*Supplied records*
•••••

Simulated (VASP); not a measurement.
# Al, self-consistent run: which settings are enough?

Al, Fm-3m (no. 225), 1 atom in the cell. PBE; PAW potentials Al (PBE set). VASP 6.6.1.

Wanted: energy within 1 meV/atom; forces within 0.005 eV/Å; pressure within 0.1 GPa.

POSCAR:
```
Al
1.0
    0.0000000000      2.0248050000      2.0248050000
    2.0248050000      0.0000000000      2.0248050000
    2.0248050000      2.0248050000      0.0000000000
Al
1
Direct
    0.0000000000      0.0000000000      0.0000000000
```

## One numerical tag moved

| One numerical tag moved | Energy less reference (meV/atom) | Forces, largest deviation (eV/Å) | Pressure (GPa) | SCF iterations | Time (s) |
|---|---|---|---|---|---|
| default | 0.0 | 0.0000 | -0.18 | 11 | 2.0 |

•••••

*Assigned task*
All of the data above needs to be transcribed verbatim.

*Exercise solution*
Simulated (VASP); not a measurement.
# Al, self-consistent run: which settings are enough?

Al, Fm-3m (no. 225), 1 atom in the cell. PBE; PAW potentials Al (PBE set). VASP 6.6.1.

Wanted: energy within 1 meV/atom; forces within 0.005 eV/Å; pressure within 0.1 GPa.

POSCAR:
```
Al
1.0
    0.0000000000      2.0248050000      2.0248050000
    2.0248050000      0.0000000000      2.0248050000
    2.0248050000      2.0248050000      0.0000000000
Al
1
Direct
    0.0000000000      0.0000000000      0.0000000000
```

## One numerical tag moved

| One numerical tag moved | Energy less reference (meV/atom) | Forces, largest deviation (eV/Å) | Pressure (GPa) | SCF iterations | Time (s) |
|---|---|---|---|---|---|
| default | 0.0 | 0.0000 | -0.18 | 11 | 2.0 |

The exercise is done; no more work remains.